*WORK ITEM:* Every line below from the one containing "These are calculations, not" through the one containing "Known limits: k" must be transcribed exactly. Omit all lines outside that stretch.

*EXTRACTED MATERIAL:*
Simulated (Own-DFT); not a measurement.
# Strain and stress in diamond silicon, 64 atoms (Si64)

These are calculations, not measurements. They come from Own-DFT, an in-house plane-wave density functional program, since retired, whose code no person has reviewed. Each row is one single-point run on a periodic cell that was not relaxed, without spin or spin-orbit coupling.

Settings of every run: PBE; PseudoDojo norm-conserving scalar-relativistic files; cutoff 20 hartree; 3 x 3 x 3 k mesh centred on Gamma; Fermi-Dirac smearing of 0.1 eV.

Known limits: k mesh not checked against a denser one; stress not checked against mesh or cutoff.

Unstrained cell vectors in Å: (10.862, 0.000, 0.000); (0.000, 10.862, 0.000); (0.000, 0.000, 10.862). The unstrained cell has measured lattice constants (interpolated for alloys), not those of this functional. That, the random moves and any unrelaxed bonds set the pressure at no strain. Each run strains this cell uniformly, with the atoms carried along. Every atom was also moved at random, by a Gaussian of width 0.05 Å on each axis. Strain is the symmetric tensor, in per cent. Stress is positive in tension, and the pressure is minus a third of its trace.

*ANSWER SECTION:*
These are calculations, not measurements. They come from Own-DFT, an in-house plane-wave density functional program, since retired, whose code no person has reviewed. Each row is one single-point run on a periodic cell that was not relaxed, without spin or spin-orbit coupling.

Settings of every run: PBE; PseudoDojo norm-conserving scalar-relativistic files; cutoff 20 hartree; 3 x 3 x 3 k mesh centred on Gamma; Fermi-Dirac smearing of 0.1 eV.

Known limits: k mesh not checked against a denser one; stress not checked against mesh or cutoff.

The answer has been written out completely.